------------------------------------------------------------------------

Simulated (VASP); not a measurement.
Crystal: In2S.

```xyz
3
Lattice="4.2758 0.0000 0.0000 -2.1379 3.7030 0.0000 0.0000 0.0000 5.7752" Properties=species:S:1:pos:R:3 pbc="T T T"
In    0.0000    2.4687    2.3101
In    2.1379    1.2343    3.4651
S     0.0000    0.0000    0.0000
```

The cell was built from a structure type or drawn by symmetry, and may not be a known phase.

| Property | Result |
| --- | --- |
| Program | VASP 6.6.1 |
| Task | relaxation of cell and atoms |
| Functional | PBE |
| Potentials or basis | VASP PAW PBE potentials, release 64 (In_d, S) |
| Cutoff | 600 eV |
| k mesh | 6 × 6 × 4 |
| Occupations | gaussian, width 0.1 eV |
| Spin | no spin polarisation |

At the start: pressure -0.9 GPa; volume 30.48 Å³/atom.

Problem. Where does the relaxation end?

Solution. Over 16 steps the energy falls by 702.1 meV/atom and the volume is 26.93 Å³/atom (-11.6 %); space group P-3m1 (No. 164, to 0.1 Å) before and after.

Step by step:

------------------------------------------------------------------------

Everything from the first line of the data through the line holding "Solution. Over 16" should be output exactly, and no other lines.

*Response area*
Simulated (VASP); not a measurement.
Crystal: In2S.

```xyz
3
Lattice="4.2758 0.0000 0.0000 -2.1379 3.7030 0.0000 0.0000 0.0000 5.7752" Properties=species:S:1:pos:R:3 pbc="T T T"
In    0.0000    2.4687    2.3101
In    2.1379    1.2343    3.4651
S     0.0000    0.0000    0.0000
```

The cell was built from a structure type or drawn by symmetry, and may not be a known phase.

| Property | Result |
| --- | --- |
| Program | VASP 6.6.1 |
| Task | relaxation of cell and atoms |
| Functional | PBE |
| Potentials or basis | VASP PAW PBE potentials, release 64 (In_d, S) |
| Cutoff | 600 eV |
| k mesh | 6 × 6 × 4 |
| Occupations | gaussian, width 0.1 eV |
| Spin | no spin polarisation |

At the start: pressure -0.9 GPa; volume 30.48 Å³/atom.

Problem. Where does the relaxation end?

Solution. Over 16 steps the energy falls by 702.1 meV/atom and the volume is 26.93 Å³/atom (-11.6 %); space group P-3m1 (No. 164, to 0.1 Å) before and after.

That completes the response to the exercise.